___ SOURCE INFORMATION ___

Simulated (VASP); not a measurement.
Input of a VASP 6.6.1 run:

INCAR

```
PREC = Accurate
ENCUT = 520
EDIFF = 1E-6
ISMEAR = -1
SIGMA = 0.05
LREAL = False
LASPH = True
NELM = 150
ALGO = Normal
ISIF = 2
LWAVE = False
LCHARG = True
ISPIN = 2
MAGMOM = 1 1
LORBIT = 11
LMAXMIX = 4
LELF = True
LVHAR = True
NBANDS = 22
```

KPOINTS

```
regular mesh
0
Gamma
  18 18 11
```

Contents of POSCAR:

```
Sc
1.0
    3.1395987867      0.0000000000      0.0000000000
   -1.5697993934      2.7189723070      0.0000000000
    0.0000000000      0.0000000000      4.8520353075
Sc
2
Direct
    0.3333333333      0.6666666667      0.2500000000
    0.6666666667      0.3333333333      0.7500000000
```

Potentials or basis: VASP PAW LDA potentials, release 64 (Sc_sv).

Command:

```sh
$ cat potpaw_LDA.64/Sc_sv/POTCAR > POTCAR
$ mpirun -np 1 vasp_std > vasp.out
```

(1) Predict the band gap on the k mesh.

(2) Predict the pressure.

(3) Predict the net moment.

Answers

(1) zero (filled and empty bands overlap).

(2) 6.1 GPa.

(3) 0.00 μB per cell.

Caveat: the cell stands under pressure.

___

§ **ASSIGNMENT**
Nothing but an exact copy of the lines from the start of the entries through the line containing "(3) 0.00 μB per cell." belongs in the response.

§ **YOUR SOLUTION**
Simulated (VASP); not a measurement.
Input of a VASP 6.6.1 run:

INCAR

```
PREC = Accurate
ENCUT = 520
EDIFF = 1E-6
ISMEAR = -1
SIGMA = 0.05
LREAL = False
LASPH = True
NELM = 150
ALGO = Normal
ISIF = 2
LWAVE = False
LCHARG = True
ISPIN = 2
MAGMOM = 1 1
LORBIT = 11
LMAXMIX = 4
LELF = True
LVHAR = True
NBANDS = 22
```

KPOINTS

```
regular mesh
0
Gamma
  18 18 11
```

Contents of POSCAR:

```
Sc
1.0
    3.1395987867      0.0000000000      0.0000000000
   -1.5697993934      2.7189723070      0.0000000000
    0.0000000000      0.0000000000      4.8520353075
Sc
2
Direct
    0.3333333333      0.6666666667      0.2500000000
    0.6666666667      0.3333333333      0.7500000000
```

Potentials or basis: VASP PAW LDA potentials, release 64 (Sc_sv).

Command:

```sh
$ cat potpaw_LDA.64/Sc_sv/POTCAR > POTCAR
$ mpirun -np 1 vasp_std > vasp.out
```

(1) Predict the band gap on the k mesh.

(2) Predict the pressure.

(3) Predict the net moment.

Answers

(1) zero (filled and empty bands overlap).

(2) 6.1 GPa.

(3) 0.00 μB per cell.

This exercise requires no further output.